» Requirement:
Repeat word for word the opening stretch of the entries, from the first line through the line containing "Q: In which forms is K present?".

>>>

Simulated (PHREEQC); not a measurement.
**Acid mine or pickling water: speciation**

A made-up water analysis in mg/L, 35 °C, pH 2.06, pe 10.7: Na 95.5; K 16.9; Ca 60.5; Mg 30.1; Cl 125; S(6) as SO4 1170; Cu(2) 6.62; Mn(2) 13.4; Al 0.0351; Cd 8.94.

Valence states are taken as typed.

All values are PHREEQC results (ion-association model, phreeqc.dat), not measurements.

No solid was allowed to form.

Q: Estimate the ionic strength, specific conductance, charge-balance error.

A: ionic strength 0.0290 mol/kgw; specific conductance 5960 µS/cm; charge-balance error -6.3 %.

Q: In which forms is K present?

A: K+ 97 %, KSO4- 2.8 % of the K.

<<<

» Expected answer:
Simulated (PHREEQC); not a measurement.
**Acid mine or pickling water: speciation**

A made-up water analysis in mg/L, 35 °C, pH 2.06, pe 10.7: Na 95.5; K 16.9; Ca 60.5; Mg 30.1; Cl 125; S(6) as SO4 1170; Cu(2) 6.62; Mn(2) 13.4; Al 0.0351; Cd 8.94.

Valence states are taken as typed.

All values are PHREEQC results (ion-association model, phreeqc.dat), not measurements.

No solid was allowed to form.

Q: Estimate the ionic strength, specific conductance, charge-balance error.

A: ionic strength 0.0290 mol/kgw; specific conductance 5960 µS/cm; charge-balance error -6.3 %.

Q: In which forms is K present?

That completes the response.